### DATA RECORDS
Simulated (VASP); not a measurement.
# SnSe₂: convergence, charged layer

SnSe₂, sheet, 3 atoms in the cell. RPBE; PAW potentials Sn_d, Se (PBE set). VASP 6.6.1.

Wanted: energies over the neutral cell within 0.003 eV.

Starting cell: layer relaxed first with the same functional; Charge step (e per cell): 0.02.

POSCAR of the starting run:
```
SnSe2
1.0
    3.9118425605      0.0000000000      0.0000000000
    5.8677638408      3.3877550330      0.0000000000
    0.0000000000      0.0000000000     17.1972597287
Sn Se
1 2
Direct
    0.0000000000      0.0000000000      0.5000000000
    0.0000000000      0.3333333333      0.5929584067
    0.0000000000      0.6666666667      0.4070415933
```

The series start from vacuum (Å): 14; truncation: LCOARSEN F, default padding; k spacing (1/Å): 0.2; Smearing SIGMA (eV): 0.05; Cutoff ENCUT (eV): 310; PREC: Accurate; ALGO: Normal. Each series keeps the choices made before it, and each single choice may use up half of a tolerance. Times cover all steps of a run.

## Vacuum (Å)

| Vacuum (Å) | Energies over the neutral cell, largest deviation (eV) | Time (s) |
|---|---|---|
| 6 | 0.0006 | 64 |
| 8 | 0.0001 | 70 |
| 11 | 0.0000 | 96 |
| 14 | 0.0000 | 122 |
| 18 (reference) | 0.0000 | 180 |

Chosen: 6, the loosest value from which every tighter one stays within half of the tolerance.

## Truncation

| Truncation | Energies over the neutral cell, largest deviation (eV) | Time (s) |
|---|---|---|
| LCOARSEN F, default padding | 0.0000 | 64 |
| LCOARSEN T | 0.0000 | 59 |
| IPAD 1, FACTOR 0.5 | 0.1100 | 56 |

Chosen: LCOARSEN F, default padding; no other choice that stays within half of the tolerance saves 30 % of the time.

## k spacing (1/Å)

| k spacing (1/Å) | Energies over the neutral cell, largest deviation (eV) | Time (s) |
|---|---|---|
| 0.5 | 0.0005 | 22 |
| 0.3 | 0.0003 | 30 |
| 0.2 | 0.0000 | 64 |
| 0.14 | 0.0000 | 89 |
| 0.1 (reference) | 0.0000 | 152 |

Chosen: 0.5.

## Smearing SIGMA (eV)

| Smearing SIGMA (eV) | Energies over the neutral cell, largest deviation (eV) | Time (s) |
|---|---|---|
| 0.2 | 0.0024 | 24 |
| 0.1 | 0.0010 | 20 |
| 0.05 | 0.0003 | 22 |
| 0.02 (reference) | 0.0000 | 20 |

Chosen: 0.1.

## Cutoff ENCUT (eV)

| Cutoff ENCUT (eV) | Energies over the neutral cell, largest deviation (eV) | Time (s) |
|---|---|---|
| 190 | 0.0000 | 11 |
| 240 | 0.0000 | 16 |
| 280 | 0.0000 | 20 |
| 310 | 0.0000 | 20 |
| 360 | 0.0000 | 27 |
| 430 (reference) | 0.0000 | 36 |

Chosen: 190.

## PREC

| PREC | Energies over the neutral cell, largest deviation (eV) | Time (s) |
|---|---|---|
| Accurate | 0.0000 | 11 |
######

**BRIEF:**
Give back precisely the lines above that start at the line containing "The series start" and end at the line containing "## Vacuum (Å)", inclusive. No other lines belong in the output.

**WRITTEN REPLY:**
The series start from vacuum (Å): 14; truncation: LCOARSEN F, default padding; k spacing (1/Å): 0.2; Smearing SIGMA (eV): 0.05; Cutoff ENCUT (eV): 310; PREC: Accurate; ALGO: Normal. Each series keeps the choices made before it, and each single choice may use up half of a tolerance. Times cover all steps of a run.

## Vacuum (Å)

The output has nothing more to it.